All entries are to be given again verbatim.

####################
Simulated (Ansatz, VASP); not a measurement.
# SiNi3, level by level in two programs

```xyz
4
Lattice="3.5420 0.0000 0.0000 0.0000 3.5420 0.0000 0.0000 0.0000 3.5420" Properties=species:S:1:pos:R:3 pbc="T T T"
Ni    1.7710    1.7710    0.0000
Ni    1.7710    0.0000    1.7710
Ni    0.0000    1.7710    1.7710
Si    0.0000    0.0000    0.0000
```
####################

__Exercise solution__:
Simulated (Ansatz, VASP); not a measurement.
# SiNi3, level by level in two programs

```xyz
4
Lattice="3.5420 0.0000 0.0000 0.0000 3.5420 0.0000 0.0000 0.0000 3.5420" Properties=species:S:1:pos:R:3 pbc="T T T"
Ni    1.7710    1.7710    0.0000
Ni    1.7710    0.0000    1.7710
Ni    0.0000    1.7710    1.7710
Si    0.0000    0.0000    0.0000
```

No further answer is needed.